## Assigned task
The required output consists solely of the lines from the top of the listing through the line containing "Question: Set up", transcribed exactly.

## Exercise data
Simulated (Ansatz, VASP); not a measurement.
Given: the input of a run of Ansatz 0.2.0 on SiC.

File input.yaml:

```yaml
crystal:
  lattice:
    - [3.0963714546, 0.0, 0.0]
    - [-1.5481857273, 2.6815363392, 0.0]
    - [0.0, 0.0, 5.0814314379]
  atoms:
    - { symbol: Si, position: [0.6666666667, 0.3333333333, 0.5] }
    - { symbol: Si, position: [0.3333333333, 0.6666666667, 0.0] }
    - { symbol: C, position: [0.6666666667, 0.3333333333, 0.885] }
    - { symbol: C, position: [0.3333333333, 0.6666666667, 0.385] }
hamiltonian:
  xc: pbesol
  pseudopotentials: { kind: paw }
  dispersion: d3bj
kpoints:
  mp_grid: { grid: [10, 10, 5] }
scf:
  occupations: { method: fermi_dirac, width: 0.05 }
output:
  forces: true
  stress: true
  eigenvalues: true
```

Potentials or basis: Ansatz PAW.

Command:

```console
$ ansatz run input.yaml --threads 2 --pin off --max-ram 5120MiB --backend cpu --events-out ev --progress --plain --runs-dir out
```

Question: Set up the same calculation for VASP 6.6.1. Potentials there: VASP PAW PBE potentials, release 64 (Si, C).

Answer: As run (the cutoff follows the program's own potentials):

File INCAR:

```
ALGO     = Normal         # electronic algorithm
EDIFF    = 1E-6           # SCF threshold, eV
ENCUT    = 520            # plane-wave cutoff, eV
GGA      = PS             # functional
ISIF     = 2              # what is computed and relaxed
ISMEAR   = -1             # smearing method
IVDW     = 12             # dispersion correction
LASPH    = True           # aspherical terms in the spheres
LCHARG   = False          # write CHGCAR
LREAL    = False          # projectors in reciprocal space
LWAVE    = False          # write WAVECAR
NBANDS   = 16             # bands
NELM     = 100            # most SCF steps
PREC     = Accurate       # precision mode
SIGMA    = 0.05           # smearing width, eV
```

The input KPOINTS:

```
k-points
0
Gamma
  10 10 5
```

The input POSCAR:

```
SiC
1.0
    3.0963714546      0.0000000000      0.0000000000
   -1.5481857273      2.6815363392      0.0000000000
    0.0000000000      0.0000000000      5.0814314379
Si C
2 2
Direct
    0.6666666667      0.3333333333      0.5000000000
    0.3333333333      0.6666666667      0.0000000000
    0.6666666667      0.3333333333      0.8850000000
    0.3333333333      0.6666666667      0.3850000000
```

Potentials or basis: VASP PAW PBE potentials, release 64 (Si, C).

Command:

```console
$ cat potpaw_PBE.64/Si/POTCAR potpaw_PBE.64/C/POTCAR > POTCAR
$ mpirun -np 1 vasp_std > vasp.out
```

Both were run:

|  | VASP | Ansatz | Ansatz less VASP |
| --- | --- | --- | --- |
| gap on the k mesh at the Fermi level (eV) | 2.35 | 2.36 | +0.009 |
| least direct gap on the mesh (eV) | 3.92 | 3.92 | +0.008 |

## Solution
Simulated (Ansatz, VASP); not a measurement.
Given: the input of a run of Ansatz 0.2.0 on SiC.

File input.yaml:

```yaml
crystal:
  lattice:
    - [3.0963714546, 0.0, 0.0]
    - [-1.5481857273, 2.6815363392, 0.0]
    - [0.0, 0.0, 5.0814314379]
  atoms:
    - { symbol: Si, position: [0.6666666667, 0.3333333333, 0.5] }
    - { symbol: Si, position: [0.3333333333, 0.6666666667, 0.0] }
    - { symbol: C, position: [0.6666666667, 0.3333333333, 0.885] }
    - { symbol: C, position: [0.3333333333, 0.6666666667, 0.385] }
hamiltonian:
  xc: pbesol
  pseudopotentials: { kind: paw }
  dispersion: d3bj
kpoints:
  mp_grid: { grid: [10, 10, 5] }
scf:
  occupations: { method: fermi_dirac, width: 0.05 }
output:
  forces: true
  stress: true
  eigenvalues: true
```

Potentials or basis: Ansatz PAW.

Command:

```console
$ ansatz run input.yaml --threads 2 --pin off --max-ram 5120MiB --backend cpu --events-out ev --progress --plain --runs-dir out
```

Question: Set up the same calculation for VASP 6.6.1. Potentials there: VASP PAW PBE potentials, release 64 (Si, C).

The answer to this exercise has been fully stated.